MATERIAL PROVIDED:
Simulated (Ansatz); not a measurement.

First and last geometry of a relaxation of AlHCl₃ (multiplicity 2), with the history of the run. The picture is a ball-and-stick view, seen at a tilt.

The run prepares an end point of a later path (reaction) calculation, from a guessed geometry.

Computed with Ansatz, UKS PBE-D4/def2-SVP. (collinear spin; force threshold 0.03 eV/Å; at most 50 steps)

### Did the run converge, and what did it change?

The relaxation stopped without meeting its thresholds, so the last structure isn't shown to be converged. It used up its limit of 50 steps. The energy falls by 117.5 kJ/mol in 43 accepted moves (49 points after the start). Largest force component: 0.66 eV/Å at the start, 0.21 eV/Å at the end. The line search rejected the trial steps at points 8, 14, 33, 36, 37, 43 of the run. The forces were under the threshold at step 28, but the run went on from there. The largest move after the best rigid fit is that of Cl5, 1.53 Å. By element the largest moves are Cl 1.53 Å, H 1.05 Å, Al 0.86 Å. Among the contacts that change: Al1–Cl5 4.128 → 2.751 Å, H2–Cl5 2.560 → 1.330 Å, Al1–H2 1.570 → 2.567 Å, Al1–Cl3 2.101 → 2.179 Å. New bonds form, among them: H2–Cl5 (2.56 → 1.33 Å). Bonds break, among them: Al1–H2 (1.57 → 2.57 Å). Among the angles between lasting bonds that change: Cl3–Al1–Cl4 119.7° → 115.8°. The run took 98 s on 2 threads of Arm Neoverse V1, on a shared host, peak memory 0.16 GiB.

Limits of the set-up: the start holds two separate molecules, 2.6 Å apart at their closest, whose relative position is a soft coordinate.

WORK ORDER:
Retype the portion of the data above that starts on the line with "First and last" and finishes on the line with "### Did the", including both of those lines.

TASK SOLUTION:
First and last geometry of a relaxation of AlHCl₃ (multiplicity 2), with the history of the run. The picture is a ball-and-stick view, seen at a tilt.

The run prepares an end point of a later path (reaction) calculation, from a guessed geometry.

Computed with Ansatz, UKS PBE-D4/def2-SVP. (collinear spin; force threshold 0.03 eV/Å; at most 50 steps)

### Did the run converge, and what did it change?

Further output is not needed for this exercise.